- ASSIGNMENT -
Repeat the material below exactly, line for line.

* * * *

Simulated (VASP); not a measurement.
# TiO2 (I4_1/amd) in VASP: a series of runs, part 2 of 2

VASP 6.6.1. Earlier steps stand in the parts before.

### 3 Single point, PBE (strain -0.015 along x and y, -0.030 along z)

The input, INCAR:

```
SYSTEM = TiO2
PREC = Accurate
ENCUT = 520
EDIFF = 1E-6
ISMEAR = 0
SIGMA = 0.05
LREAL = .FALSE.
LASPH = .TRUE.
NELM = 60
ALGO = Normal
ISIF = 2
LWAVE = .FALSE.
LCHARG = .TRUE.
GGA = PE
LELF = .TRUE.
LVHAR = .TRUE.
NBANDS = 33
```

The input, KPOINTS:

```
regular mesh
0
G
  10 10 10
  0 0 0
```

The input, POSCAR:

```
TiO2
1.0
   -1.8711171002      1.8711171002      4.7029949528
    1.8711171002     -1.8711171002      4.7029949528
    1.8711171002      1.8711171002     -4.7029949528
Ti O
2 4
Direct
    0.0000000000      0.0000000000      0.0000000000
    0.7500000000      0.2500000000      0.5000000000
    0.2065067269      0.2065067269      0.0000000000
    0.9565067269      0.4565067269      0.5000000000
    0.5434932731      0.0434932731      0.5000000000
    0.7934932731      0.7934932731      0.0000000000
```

* * * *

- RESPONSE AREA -
Simulated (VASP); not a measurement.
# TiO2 (I4_1/amd) in VASP: a series of runs, part 2 of 2

VASP 6.6.1. Earlier steps stand in the parts before.

### 3 Single point, PBE (strain -0.015 along x and y, -0.030 along z)

The input, INCAR:

```
SYSTEM = TiO2
PREC = Accurate
ENCUT = 520
EDIFF = 1E-6
ISMEAR = 0
SIGMA = 0.05
LREAL = .FALSE.
LASPH = .TRUE.
NELM = 60
ALGO = Normal
ISIF = 2
LWAVE = .FALSE.
LCHARG = .TRUE.
GGA = PE
LELF = .TRUE.
LVHAR = .TRUE.
NBANDS = 33
```

The input, KPOINTS:

```
regular mesh
0
G
  10 10 10
  0 0 0
```

The input, POSCAR:

```
TiO2
1.0
   -1.8711171002      1.8711171002      4.7029949528
    1.8711171002     -1.8711171002      4.7029949528
    1.8711171002      1.8711171002     -4.7029949528
Ti O
2 4
Direct
    0.0000000000      0.0000000000      0.0000000000
    0.7500000000      0.2500000000      0.5000000000
    0.2065067269      0.2065067269      0.0000000000
    0.9565067269      0.4565067269      0.5000000000
    0.5434932731      0.0434932731      0.5000000000
    0.7934932731      0.7934932731      0.0000000000
```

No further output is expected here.